#### WORK ITEM
Using the entries below, output each line exactly from the first through the one that contains "Equilibrium computed with".

Start of EXCERPTED DATA

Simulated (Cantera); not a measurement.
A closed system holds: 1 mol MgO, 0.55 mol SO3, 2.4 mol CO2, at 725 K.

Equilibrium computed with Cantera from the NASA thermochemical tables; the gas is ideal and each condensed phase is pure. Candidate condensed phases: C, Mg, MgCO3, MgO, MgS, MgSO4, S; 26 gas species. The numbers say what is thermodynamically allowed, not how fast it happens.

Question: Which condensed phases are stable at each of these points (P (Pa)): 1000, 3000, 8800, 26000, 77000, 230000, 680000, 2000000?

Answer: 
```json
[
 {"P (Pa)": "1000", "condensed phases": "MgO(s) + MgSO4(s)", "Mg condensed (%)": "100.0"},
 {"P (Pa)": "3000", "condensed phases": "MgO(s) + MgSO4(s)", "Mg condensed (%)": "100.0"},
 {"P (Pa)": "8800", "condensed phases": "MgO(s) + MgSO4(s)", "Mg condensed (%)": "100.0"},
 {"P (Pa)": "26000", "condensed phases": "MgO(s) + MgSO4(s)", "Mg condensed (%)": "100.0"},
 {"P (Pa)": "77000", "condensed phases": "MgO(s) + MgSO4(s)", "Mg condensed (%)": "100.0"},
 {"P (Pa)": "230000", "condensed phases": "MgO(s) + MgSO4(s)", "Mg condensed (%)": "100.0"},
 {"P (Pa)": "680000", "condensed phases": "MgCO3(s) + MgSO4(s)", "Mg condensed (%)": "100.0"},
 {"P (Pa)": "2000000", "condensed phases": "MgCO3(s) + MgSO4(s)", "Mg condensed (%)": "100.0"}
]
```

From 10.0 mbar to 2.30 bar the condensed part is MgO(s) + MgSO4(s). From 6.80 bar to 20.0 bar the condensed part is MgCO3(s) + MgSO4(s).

End of EXCERPTED DATA

#### YOUR RESPONSE
Simulated (Cantera); not a measurement.
A closed system holds: 1 mol MgO, 0.55 mol SO3, 2.4 mol CO2, at 725 K.

Equilibrium computed with Cantera from the NASA thermochemical tables; the gas is ideal and each condensed phase is pure. Candidate condensed phases: C, Mg, MgCO3, MgO, MgS, MgSO4, S; 26 gas species. The numbers say what is thermodynamically allowed, not how fast it happens.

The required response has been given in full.